— Action item —
Print word for word the first line of the records below and every following line through the one containing "Wanted: work functions"; print nothing else.

— Data to examine —
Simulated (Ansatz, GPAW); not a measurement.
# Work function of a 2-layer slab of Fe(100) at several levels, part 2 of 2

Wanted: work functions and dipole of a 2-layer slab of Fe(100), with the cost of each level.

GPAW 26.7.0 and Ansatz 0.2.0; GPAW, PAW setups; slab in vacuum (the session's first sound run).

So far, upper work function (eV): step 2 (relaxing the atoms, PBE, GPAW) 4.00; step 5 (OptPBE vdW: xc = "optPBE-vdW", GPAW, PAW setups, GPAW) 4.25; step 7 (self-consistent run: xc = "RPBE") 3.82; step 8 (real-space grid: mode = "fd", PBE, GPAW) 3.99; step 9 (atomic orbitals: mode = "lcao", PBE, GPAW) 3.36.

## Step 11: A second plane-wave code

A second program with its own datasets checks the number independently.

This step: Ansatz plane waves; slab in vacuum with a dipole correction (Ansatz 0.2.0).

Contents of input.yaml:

— Exercise solution —
Simulated (Ansatz, GPAW); not a measurement.
# Work function of a 2-layer slab of Fe(100) at several levels, part 2 of 2

Wanted: work functions and dipole of a 2-layer slab of Fe(100), with the cost of each level.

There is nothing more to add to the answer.